□ □ □ □ □
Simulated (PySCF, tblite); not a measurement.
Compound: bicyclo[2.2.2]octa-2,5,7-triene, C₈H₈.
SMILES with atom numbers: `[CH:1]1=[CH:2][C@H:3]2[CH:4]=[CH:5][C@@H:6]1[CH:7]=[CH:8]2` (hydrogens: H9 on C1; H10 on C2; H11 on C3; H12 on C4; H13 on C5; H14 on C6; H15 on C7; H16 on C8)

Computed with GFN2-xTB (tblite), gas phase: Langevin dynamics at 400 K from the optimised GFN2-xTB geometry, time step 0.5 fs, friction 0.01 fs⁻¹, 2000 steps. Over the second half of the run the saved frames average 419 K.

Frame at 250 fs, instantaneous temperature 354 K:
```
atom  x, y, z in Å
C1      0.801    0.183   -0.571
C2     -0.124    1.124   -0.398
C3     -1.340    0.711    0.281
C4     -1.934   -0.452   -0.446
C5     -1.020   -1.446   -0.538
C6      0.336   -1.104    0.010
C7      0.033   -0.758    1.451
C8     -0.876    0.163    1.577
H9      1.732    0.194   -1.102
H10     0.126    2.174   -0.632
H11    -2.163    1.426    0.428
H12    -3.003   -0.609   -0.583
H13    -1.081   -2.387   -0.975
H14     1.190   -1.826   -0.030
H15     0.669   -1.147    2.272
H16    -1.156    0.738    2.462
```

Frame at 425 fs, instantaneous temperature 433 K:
□ □ □ □ □

=== WORK REQUEST ===
Output all lines from the beginning of the data up to the line holding "SMILES with atom", that line included, exactly as written.

=== EXPECTED ANSWER ===
Simulated (PySCF, tblite); not a measurement.
Compound: bicyclo[2.2.2]octa-2,5,7-triene, C₈H₈.
SMILES with atom numbers: `[CH:1]1=[CH:2][C@H:3]2[CH:4]=[CH:5][C@@H:6]1[CH:7]=[CH:8]2` (hydrogens: H9 on C1; H10 on C2; H11 on C3; H12 on C4; H13 on C5; H14 on C6; H15 on C7; H16 on C8)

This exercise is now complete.